→ **Activity**
Exactly as given, transcribe each entry that follows.

== Material shown

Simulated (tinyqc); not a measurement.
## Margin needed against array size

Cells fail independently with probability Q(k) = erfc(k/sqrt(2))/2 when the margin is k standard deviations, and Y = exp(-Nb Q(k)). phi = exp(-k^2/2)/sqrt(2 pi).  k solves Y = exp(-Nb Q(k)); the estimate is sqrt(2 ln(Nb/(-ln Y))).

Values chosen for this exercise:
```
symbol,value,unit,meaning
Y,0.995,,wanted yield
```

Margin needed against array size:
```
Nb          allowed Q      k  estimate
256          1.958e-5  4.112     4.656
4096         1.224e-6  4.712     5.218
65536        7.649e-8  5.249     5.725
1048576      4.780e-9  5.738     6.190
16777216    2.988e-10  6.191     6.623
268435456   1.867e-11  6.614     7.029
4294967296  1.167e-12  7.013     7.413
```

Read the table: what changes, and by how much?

====

→ **Answer space**
Simulated (tinyqc); not a measurement.
## Margin needed against array size

Cells fail independently with probability Q(k) = erfc(k/sqrt(2))/2 when the margin is k standard deviations, and Y = exp(-Nb Q(k)). phi = exp(-k^2/2)/sqrt(2 pi).  k solves Y = exp(-Nb Q(k)); the estimate is sqrt(2 ln(Nb/(-ln Y))).

Values chosen for this exercise:
```
symbol,value,unit,meaning
Y,0.995,,wanted yield
```

Margin needed against array size:
```
Nb          allowed Q      k  estimate
256          1.958e-5  4.112     4.656
4096         1.224e-6  4.712     5.218
65536        7.649e-8  5.249     5.725
1048576      4.780e-9  5.738     6.190
16777216    2.988e-10  6.191     6.623
268435456   1.867e-11  6.614     7.029
4294967296  1.167e-12  7.013     7.413
```

Read the table: what changes, and by how much?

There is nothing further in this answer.